> Work instruction
For each line of the material, write out an exact copy.

Data records Start Marker
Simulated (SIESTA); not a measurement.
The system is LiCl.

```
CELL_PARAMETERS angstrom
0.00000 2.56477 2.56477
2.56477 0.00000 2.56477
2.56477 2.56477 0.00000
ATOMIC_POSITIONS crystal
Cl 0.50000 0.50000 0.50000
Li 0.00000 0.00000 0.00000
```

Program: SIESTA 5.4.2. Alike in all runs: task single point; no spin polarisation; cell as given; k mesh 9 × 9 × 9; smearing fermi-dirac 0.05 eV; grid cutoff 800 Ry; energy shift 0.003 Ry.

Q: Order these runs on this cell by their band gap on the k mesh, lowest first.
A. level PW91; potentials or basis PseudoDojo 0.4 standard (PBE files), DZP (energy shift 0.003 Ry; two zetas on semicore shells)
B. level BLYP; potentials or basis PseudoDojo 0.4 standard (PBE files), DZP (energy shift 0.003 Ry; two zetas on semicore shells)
Data records End Marker

> Task answer
Simulated (SIESTA); not a measurement.
The system is LiCl.

```
CELL_PARAMETERS angstrom
0.00000 2.56477 2.56477
2.56477 0.00000 2.56477
2.56477 2.56477 0.00000
ATOMIC_POSITIONS crystal
Cl 0.50000 0.50000 0.50000
Li 0.00000 0.00000 0.00000
```

Program: SIESTA 5.4.2. Alike in all runs: task single point; no spin polarisation; cell as given; k mesh 9 × 9 × 9; smearing fermi-dirac 0.05 eV; grid cutoff 800 Ry; energy shift 0.003 Ry.

Q: Order these runs on this cell by their band gap on the k mesh, lowest first.
A. level PW91; potentials or basis PseudoDojo 0.4 standard (PBE files), DZP (energy shift 0.003 Ry; two zetas on semicore shells)
B. level BLYP; potentials or basis PseudoDojo 0.4 standard (PBE files), DZP (energy shift 0.003 Ry; two zetas on semicore shells)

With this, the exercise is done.